Work instruction:
Each line below needs to be duplicated without alteration.

Dataset excerpts:
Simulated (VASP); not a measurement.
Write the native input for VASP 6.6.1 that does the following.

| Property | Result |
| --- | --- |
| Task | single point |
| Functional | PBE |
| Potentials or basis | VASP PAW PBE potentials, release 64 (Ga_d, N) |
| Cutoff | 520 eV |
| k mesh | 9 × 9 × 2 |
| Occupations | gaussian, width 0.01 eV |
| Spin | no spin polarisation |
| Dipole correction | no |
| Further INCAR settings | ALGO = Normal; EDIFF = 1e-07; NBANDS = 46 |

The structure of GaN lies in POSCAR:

Task solution:
Simulated (VASP); not a measurement.
Write the native input for VASP 6.6.1 that does the following.

| Property | Result |
| --- | --- |
| Task | single point |
| Functional | PBE |
| Potentials or basis | VASP PAW PBE potentials, release 64 (Ga_d, N) |
| Cutoff | 520 eV |
| k mesh | 9 × 9 × 2 |
| Occupations | gaussian, width 0.01 eV |
| Spin | no spin polarisation |
| Dipole correction | no |
| Further INCAR settings | ALGO = Normal; EDIFF = 1e-07; NBANDS = 46 |

The structure of GaN lies in POSCAR:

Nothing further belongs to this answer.